#### [Exercise]
Write out the data below exactly, from its first line to the line containing "Potentials or basis: Ansatz PAW.", that line included.

#### [Material shown]
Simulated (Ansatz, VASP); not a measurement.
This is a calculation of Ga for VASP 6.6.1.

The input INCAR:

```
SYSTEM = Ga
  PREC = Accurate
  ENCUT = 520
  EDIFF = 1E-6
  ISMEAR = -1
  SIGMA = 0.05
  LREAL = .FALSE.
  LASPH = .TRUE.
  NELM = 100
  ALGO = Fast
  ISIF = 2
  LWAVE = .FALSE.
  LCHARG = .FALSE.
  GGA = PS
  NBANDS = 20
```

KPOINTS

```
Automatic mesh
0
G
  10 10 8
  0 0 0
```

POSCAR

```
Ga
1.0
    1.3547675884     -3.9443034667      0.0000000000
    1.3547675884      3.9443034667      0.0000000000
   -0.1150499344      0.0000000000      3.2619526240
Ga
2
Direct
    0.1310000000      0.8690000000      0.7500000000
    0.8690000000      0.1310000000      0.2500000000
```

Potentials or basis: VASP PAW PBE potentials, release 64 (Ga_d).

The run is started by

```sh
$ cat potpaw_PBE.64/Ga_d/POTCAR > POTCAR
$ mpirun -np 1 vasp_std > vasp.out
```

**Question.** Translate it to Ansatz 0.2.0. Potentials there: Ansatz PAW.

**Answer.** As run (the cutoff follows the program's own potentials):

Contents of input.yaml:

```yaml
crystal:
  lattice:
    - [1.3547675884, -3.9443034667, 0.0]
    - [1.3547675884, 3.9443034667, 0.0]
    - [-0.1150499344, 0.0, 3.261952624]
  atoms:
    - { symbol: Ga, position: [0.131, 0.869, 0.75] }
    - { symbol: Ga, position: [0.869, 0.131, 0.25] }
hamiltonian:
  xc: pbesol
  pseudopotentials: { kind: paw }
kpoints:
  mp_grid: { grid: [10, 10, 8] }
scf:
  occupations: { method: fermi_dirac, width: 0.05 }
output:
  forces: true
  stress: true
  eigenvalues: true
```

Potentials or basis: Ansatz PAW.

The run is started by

#### [Task answer]
Simulated (Ansatz, VASP); not a measurement.
This is a calculation of Ga for VASP 6.6.1.

The input INCAR:

```
SYSTEM = Ga
  PREC = Accurate
  ENCUT = 520
  EDIFF = 1E-6
  ISMEAR = -1
  SIGMA = 0.05
  LREAL = .FALSE.
  LASPH = .TRUE.
  NELM = 100
  ALGO = Fast
  ISIF = 2
  LWAVE = .FALSE.
  LCHARG = .FALSE.
  GGA = PS
  NBANDS = 20
```

KPOINTS

```
Automatic mesh
0
G
  10 10 8
  0 0 0
```

POSCAR

```
Ga
1.0
    1.3547675884     -3.9443034667      0.0000000000
    1.3547675884      3.9443034667      0.0000000000
   -0.1150499344      0.0000000000      3.2619526240
Ga
2
Direct
    0.1310000000      0.8690000000      0.7500000000
    0.8690000000      0.1310000000      0.2500000000
```

Potentials or basis: VASP PAW PBE potentials, release 64 (Ga_d).

The run is started by

```sh
$ cat potpaw_PBE.64/Ga_d/POTCAR > POTCAR
$ mpirun -np 1 vasp_std > vasp.out
```

**Question.** Translate it to Ansatz 0.2.0. Potentials there: Ansatz PAW.

**Answer.** As run (the cutoff follows the program's own potentials):

Contents of input.yaml:

```yaml
crystal:
  lattice:
    - [1.3547675884, -3.9443034667, 0.0]
    - [1.3547675884, 3.9443034667, 0.0]
    - [-0.1150499344, 0.0, 3.261952624]
  atoms:
    - { symbol: Ga, position: [0.131, 0.869, 0.75] }
    - { symbol: Ga, position: [0.869, 0.131, 0.25] }
hamiltonian:
  xc: pbesol
  pseudopotentials: { kind: paw }
kpoints:
  mp_grid: { grid: [10, 10, 8] }
scf:
  occupations: { method: fermi_dirac, width: 0.05 }
output:
  forces: true
  stress: true
  eigenvalues: true
```

Potentials or basis: Ansatz PAW.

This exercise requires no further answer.